* _Work request_: Repeat the lines of the data that follow, please, starting at the first and stopping after the one with "Limits of the".

[Start of section]

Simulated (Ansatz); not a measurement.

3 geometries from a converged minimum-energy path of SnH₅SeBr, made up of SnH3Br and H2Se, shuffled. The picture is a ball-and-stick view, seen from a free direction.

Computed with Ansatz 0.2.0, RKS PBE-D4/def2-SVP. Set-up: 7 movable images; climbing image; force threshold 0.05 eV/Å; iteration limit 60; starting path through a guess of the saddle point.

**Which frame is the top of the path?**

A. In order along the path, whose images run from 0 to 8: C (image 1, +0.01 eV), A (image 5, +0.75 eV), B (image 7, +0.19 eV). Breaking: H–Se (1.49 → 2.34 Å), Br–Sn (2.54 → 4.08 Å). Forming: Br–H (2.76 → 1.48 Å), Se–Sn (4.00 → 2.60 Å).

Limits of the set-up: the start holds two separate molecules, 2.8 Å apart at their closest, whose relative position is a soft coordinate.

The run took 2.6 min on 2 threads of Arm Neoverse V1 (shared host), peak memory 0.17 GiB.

[End of section]

* _Written solution_:
Simulated (Ansatz); not a measurement.

3 geometries from a converged minimum-energy path of SnH₅SeBr, made up of SnH3Br and H2Se, shuffled. The picture is a ball-and-stick view, seen from a free direction.

Computed with Ansatz 0.2.0, RKS PBE-D4/def2-SVP. Set-up: 7 movable images; climbing image; force threshold 0.05 eV/Å; iteration limit 60; starting path through a guess of the saddle point.

**Which frame is the top of the path?**

A. In order along the path, whose images run from 0 to 8: C (image 1, +0.01 eV), A (image 5, +0.75 eV), B (image 7, +0.19 eV). Breaking: H–Se (1.49 → 2.34 Å), Br–Sn (2.54 → 4.08 Å). Forming: Br–H (2.76 → 1.48 Å), Se–Sn (4.00 → 2.60 Å).

Limits of the set-up: the start holds two separate molecules, 2.8 Å apart at their closest, whose relative position is a soft coordinate.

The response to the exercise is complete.